● Work order: Type out the records again, exactly as they are.

Content starts
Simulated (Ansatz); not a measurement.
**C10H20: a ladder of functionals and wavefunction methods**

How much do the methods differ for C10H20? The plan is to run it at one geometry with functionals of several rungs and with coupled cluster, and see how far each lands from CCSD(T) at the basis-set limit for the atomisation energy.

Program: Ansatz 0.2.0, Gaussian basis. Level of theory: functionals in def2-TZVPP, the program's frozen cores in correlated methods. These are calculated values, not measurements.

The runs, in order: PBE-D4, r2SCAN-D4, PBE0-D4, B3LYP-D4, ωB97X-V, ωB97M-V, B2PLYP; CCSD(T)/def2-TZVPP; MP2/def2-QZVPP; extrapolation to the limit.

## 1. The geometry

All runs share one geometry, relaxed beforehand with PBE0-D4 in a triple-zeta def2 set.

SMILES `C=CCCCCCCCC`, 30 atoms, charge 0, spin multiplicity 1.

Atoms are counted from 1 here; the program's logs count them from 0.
Content ends

● Answer space:
Simulated (Ansatz); not a measurement.
**C10H20: a ladder of functionals and wavefunction methods**

How much do the methods differ for C10H20? The plan is to run it at one geometry with functionals of several rungs and with coupled cluster, and see how far each lands from CCSD(T) at the basis-set limit for the atomisation energy.

Program: Ansatz 0.2.0, Gaussian basis. Level of theory: functionals in def2-TZVPP, the program's frozen cores in correlated methods. These are calculated values, not measurements.

The runs, in order: PBE-D4, r2SCAN-D4, PBE0-D4, B3LYP-D4, ωB97X-V, ωB97M-V, B2PLYP; CCSD(T)/def2-TZVPP; MP2/def2-QZVPP; extrapolation to the limit.

## 1. The geometry

All runs share one geometry, relaxed beforehand with PBE0-D4 in a triple-zeta def2 set.

SMILES `C=CCCCCCCCC`, 30 atoms, charge 0, spin multiplicity 1.

Atoms are counted from 1 here; the program's logs count them from 0.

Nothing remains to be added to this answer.